▶ [Work request]: Print out the full listing, exactly.

▶ [Data excerpts]:
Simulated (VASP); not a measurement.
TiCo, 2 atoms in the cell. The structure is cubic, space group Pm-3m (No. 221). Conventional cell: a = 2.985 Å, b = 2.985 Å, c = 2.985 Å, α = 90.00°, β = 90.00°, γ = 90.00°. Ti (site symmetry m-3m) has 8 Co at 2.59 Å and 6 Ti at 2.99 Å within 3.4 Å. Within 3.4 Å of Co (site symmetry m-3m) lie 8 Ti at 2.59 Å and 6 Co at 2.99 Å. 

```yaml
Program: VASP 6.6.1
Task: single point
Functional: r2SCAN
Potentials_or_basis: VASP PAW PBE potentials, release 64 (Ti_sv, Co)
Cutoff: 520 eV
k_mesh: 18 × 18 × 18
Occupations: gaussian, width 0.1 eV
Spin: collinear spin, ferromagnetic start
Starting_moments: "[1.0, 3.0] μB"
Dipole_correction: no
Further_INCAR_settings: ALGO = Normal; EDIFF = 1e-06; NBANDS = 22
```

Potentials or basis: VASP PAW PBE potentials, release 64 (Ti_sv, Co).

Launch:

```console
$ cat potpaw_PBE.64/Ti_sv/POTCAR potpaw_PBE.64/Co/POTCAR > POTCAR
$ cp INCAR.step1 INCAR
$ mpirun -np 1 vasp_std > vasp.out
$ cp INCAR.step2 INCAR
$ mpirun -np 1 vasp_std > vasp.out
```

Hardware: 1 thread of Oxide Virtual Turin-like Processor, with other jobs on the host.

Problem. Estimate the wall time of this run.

▶ [Expected answer]:
Simulated (VASP); not a measurement.
TiCo, 2 atoms in the cell. The structure is cubic, space group Pm-3m (No. 221). Conventional cell: a = 2.985 Å, b = 2.985 Å, c = 2.985 Å, α = 90.00°, β = 90.00°, γ = 90.00°. Ti (site symmetry m-3m) has 8 Co at 2.59 Å and 6 Ti at 2.99 Å within 3.4 Å. Within 3.4 Å of Co (site symmetry m-3m) lie 8 Ti at 2.59 Å and 6 Co at 2.99 Å. 

```yaml
Program: VASP 6.6.1
Task: single point
Functional: r2SCAN
Potentials_or_basis: VASP PAW PBE potentials, release 64 (Ti_sv, Co)
Cutoff: 520 eV
k_mesh: 18 × 18 × 18
Occupations: gaussian, width 0.1 eV
Spin: collinear spin, ferromagnetic start
Starting_moments: "[1.0, 3.0] μB"
Dipole_correction: no
Further_INCAR_settings: ALGO = Normal; EDIFF = 1e-06; NBANDS = 22
```

Potentials or basis: VASP PAW PBE potentials, release 64 (Ti_sv, Co).

Launch:

```console
$ cat potpaw_PBE.64/Ti_sv/POTCAR potpaw_PBE.64/Co/POTCAR > POTCAR
$ cp INCAR.step1 INCAR
$ mpirun -np 1 vasp_std > vasp.out
$ cp INCAR.step2 INCAR
$ mpirun -np 1 vasp_std > vasp.out
```

Hardware: 1 thread of Oxide Virtual Turin-like Processor, with other jobs on the host.

Problem. Estimate the wall time of this run.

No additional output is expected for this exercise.